### Provided data
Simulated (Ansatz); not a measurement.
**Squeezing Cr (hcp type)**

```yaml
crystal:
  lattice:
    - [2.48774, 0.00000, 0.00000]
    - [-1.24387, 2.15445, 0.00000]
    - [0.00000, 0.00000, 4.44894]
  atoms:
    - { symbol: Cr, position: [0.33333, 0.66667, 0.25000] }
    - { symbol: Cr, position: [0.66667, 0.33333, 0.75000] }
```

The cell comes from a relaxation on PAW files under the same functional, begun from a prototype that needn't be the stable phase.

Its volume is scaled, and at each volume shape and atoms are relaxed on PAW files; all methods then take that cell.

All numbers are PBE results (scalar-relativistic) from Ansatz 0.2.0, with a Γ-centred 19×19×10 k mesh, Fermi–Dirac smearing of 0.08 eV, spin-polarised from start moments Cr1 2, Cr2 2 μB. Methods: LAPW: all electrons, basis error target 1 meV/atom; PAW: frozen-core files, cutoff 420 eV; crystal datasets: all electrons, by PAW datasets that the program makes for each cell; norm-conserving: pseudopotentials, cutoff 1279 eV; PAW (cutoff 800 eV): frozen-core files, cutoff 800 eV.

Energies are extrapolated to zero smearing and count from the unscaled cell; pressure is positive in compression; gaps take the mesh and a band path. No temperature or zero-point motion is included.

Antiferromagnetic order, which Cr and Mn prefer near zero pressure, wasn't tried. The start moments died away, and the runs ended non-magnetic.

### Activity
Using the data above, repeat exactly the lines that begin at the line with "All numbers are" and end at the line with "Energies are extrapolated", both ends included.

### Exercise response
All numbers are PBE results (scalar-relativistic) from Ansatz 0.2.0, with a Γ-centred 19×19×10 k mesh, Fermi–Dirac smearing of 0.08 eV, spin-polarised from start moments Cr1 2, Cr2 2 μB. Methods: LAPW: all electrons, basis error target 1 meV/atom; PAW: frozen-core files, cutoff 420 eV; crystal datasets: all electrons, by PAW datasets that the program makes for each cell; norm-conserving: pseudopotentials, cutoff 1279 eV; PAW (cutoff 800 eV): frozen-core files, cutoff 800 eV.

Energies are extrapolated to zero smearing and count from the unscaled cell; pressure is positive in compression; gaps take the mesh and a band path. No temperature or zero-point motion is included.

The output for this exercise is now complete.